══════════

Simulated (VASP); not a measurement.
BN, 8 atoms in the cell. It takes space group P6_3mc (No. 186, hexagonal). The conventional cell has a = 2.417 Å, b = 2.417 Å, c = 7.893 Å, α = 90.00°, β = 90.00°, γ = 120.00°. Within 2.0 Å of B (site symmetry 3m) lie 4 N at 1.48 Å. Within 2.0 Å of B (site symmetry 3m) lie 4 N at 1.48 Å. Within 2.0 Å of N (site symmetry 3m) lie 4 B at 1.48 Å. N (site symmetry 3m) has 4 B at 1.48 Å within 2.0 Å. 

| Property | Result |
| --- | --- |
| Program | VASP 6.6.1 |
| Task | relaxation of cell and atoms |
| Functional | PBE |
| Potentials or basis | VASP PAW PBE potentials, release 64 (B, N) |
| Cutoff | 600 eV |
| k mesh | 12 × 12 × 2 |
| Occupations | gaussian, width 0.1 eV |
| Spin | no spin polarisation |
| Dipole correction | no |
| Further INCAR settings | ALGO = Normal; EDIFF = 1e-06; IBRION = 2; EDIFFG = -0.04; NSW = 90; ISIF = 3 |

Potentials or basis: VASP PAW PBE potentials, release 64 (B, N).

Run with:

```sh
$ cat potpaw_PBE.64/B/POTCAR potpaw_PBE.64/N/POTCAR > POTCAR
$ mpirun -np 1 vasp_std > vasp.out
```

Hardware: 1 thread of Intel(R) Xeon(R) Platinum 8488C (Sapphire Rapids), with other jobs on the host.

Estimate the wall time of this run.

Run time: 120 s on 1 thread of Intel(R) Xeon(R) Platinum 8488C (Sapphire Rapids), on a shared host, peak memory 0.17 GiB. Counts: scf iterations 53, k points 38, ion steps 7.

══════════

**Required action:**
Take the lines above from the first through the one containing "Estimate the wall time of this run." and reproduce them exactly; include nothing else.

**Solution:**
Simulated (VASP); not a measurement.
BN, 8 atoms in the cell. It takes space group P6_3mc (No. 186, hexagonal). The conventional cell has a = 2.417 Å, b = 2.417 Å, c = 7.893 Å, α = 90.00°, β = 90.00°, γ = 120.00°. Within 2.0 Å of B (site symmetry 3m) lie 4 N at 1.48 Å. Within 2.0 Å of B (site symmetry 3m) lie 4 N at 1.48 Å. Within 2.0 Å of N (site symmetry 3m) lie 4 B at 1.48 Å. N (site symmetry 3m) has 4 B at 1.48 Å within 2.0 Å. 

| Property | Result |
| --- | --- |
| Program | VASP 6.6.1 |
| Task | relaxation of cell and atoms |
| Functional | PBE |
| Potentials or basis | VASP PAW PBE potentials, release 64 (B, N) |
| Cutoff | 600 eV |
| k mesh | 12 × 12 × 2 |
| Occupations | gaussian, width 0.1 eV |
| Spin | no spin polarisation |
| Dipole correction | no |
| Further INCAR settings | ALGO = Normal; EDIFF = 1e-06; IBRION = 2; EDIFFG = -0.04; NSW = 90; ISIF = 3 |

Potentials or basis: VASP PAW PBE potentials, release 64 (B, N).

Run with:

```sh
$ cat potpaw_PBE.64/B/POTCAR potpaw_PBE.64/N/POTCAR > POTCAR
$ mpirun -np 1 vasp_std > vasp.out
```

Hardware: 1 thread of Intel(R) Xeon(R) Platinum 8488C (Sapphire Rapids), with other jobs on the host.

Estimate the wall time of this run.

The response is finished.